== Action item ==
Quote exactly the lines from the start of the entries to the one with "The site has", both ends included.

== Supplied entries ==
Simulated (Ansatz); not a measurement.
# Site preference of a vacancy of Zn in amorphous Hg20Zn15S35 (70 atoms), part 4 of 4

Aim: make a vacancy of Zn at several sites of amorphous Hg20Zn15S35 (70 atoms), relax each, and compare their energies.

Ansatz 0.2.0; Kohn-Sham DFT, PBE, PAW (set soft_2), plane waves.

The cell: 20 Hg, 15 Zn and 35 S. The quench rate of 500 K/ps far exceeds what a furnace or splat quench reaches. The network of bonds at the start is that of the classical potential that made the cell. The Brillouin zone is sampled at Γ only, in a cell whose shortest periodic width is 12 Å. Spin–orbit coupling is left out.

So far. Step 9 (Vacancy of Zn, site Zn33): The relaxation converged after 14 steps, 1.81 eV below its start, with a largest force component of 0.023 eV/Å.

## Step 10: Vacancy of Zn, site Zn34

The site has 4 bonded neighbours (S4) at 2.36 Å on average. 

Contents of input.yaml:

== Response ==
Simulated (Ansatz); not a measurement.
# Site preference of a vacancy of Zn in amorphous Hg20Zn15S35 (70 atoms), part 4 of 4

Aim: make a vacancy of Zn at several sites of amorphous Hg20Zn15S35 (70 atoms), relax each, and compare their energies.

Ansatz 0.2.0; Kohn-Sham DFT, PBE, PAW (set soft_2), plane waves.

The cell: 20 Hg, 15 Zn and 35 S. The quench rate of 500 K/ps far exceeds what a furnace or splat quench reaches. The network of bonds at the start is that of the classical potential that made the cell. The Brillouin zone is sampled at Γ only, in a cell whose shortest periodic width is 12 Å. Spin–orbit coupling is left out.

So far. Step 9 (Vacancy of Zn, site Zn33): The relaxation converged after 14 steps, 1.81 eV below its start, with a largest force component of 0.023 eV/Å.

## Step 10: Vacancy of Zn, site Zn34

The site has 4 bonded neighbours (S4) at 2.36 Å on average. 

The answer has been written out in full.